EXTRACTED DATA
--------------------
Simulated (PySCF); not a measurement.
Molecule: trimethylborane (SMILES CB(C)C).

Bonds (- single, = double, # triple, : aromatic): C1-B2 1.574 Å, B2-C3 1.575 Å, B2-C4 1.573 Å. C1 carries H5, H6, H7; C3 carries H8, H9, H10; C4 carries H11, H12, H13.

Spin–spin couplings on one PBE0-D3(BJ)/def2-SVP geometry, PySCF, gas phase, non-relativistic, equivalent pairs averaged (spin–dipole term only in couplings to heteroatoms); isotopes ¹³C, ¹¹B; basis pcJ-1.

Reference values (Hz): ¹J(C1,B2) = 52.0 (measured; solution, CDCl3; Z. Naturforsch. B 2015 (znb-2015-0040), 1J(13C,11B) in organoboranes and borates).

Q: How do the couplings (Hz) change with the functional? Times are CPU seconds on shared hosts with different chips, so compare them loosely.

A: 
--------------------

WORK ORDER
Both the first line of the records above and the line containing "Spin–spin couplings on" are to be transcribed exactly, together with every line between them, and nothing else.

YOUR SOLUTION
Simulated (PySCF); not a measurement.
Molecule: trimethylborane (SMILES CB(C)C).

Bonds (- single, = double, # triple, : aromatic): C1-B2 1.574 Å, B2-C3 1.575 Å, B2-C4 1.573 Å. C1 carries H5, H6, H7; C3 carries H8, H9, H10; C4 carries H11, H12, H13.

Spin–spin couplings on one PBE0-D3(BJ)/def2-SVP geometry, PySCF, gas phase, non-relativistic, equivalent pairs averaged (spin–dipole term only in couplings to heteroatoms); isotopes ¹³C, ¹¹B; basis pcJ-1.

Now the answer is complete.